* ASSIGNED TASK *
What is needed here is an exact repetition of the records below, beginning at the line that has "NBANDS = 16 |" and stopping after the line that has "Caveat: the PAW".

* DATASET ENTRIES *
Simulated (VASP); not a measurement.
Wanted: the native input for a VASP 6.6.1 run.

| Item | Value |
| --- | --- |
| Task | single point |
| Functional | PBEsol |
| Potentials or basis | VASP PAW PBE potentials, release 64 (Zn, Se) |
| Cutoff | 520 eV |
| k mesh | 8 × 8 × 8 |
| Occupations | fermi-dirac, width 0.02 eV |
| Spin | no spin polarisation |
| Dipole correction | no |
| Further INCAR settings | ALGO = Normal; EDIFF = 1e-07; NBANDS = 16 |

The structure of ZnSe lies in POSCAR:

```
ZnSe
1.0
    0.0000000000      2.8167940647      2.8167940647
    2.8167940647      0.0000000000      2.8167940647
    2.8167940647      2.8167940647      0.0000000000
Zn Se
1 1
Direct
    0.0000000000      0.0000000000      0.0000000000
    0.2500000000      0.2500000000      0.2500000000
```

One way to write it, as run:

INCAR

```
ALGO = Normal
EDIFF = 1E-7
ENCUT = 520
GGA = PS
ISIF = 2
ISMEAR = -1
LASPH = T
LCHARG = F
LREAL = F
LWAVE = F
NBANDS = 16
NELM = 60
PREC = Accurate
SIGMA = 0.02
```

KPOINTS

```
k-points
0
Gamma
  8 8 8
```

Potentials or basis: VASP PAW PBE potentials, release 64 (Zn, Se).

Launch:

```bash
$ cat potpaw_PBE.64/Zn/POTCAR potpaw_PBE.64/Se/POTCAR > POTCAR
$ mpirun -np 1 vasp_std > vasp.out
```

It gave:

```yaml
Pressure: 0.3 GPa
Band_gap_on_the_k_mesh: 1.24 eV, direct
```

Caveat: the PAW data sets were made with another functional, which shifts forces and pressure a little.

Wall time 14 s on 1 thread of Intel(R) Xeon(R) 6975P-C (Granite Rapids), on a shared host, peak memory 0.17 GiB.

* TASK ANSWER *
| Further INCAR settings | ALGO = Normal; EDIFF = 1e-07; NBANDS = 16 |

The structure of ZnSe lies in POSCAR:

```
ZnSe
1.0
    0.0000000000      2.8167940647      2.8167940647
    2.8167940647      0.0000000000      2.8167940647
    2.8167940647      2.8167940647      0.0000000000
Zn Se
1 1
Direct
    0.0000000000      0.0000000000      0.0000000000
    0.2500000000      0.2500000000      0.2500000000
```

One way to write it, as run:

INCAR

```
ALGO = Normal
EDIFF = 1E-7
ENCUT = 520
GGA = PS
ISIF = 2
ISMEAR = -1
LASPH = T
LCHARG = F
LREAL = F
LWAVE = F
NBANDS = 16
NELM = 60
PREC = Accurate
SIGMA = 0.02
```

KPOINTS

```
k-points
0
Gamma
  8 8 8
```

Potentials or basis: VASP PAW PBE potentials, release 64 (Zn, Se).

Launch:

```bash
$ cat potpaw_PBE.64/Zn/POTCAR potpaw_PBE.64/Se/POTCAR > POTCAR
$ mpirun -np 1 vasp_std > vasp.out
```

It gave:

```yaml
Pressure: 0.3 GPa
Band_gap_on_the_k_mesh: 1.24 eV, direct
```

Caveat: the PAW data sets were made with another functional, which shifts forces and pressure a little.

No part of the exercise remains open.